*Data records*
- - - -

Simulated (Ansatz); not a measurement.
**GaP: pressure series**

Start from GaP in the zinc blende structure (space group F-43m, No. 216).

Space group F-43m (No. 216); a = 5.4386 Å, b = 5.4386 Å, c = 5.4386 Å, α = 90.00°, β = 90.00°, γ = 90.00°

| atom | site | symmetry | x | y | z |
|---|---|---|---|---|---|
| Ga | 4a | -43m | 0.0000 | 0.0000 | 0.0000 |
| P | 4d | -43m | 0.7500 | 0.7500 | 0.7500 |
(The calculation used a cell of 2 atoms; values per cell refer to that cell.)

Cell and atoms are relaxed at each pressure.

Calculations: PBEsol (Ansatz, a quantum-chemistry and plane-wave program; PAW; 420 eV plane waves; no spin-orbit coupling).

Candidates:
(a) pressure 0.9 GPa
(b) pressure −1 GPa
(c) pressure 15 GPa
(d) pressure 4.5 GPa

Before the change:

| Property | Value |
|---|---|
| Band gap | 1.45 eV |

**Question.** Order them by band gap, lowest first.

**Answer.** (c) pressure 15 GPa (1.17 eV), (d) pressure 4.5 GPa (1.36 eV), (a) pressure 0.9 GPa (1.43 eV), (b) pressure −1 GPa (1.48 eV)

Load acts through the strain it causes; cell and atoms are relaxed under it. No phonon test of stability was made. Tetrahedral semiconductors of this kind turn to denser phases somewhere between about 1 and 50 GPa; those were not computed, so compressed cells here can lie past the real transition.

- - - -

*Action item*
Give back exactly the lines of the listing above, starting with its first line and ending with the line that holds "GPa (1.48 eV)".

*Result*
Simulated (Ansatz); not a measurement.
**GaP: pressure series**

Start from GaP in the zinc blende structure (space group F-43m, No. 216).

Space group F-43m (No. 216); a = 5.4386 Å, b = 5.4386 Å, c = 5.4386 Å, α = 90.00°, β = 90.00°, γ = 90.00°

| atom | site | symmetry | x | y | z |
|---|---|---|---|---|---|
| Ga | 4a | -43m | 0.0000 | 0.0000 | 0.0000 |
| P | 4d | -43m | 0.7500 | 0.7500 | 0.7500 |
(The calculation used a cell of 2 atoms; values per cell refer to that cell.)

Cell and atoms are relaxed at each pressure.

Calculations: PBEsol (Ansatz, a quantum-chemistry and plane-wave program; PAW; 420 eV plane waves; no spin-orbit coupling).

Candidates:
(a) pressure 0.9 GPa
(b) pressure −1 GPa
(c) pressure 15 GPa
(d) pressure 4.5 GPa

Before the change:

| Property | Value |
|---|---|
| Band gap | 1.45 eV |

**Question.** Order them by band gap, lowest first.

**Answer.** (c) pressure 15 GPa (1.17 eV), (d) pressure 4.5 GPa (1.36 eV), (a) pressure 0.9 GPa (1.43 eV), (b) pressure −1 GPa (1.48 eV)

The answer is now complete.